To complete the exercise, write out all the data exactly.

SUPPLIED RECORDS Start Marker

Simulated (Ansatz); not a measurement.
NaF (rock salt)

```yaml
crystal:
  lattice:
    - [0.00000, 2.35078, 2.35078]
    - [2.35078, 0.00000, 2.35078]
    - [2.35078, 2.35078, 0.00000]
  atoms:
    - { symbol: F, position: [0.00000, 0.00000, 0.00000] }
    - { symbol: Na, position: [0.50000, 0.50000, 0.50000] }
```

SUPPLIED RECORDS End Marker

ANSWER AREA
Simulated (Ansatz); not a measurement.
NaF (rock salt)

```yaml
crystal:
  lattice:
    - [0.00000, 2.35078, 2.35078]
    - [2.35078, 0.00000, 2.35078]
    - [2.35078, 2.35078, 0.00000]
  atoms:
    - { symbol: F, position: [0.00000, 0.00000, 0.00000] }
    - { symbol: Na, position: [0.50000, 0.50000, 0.50000] }
```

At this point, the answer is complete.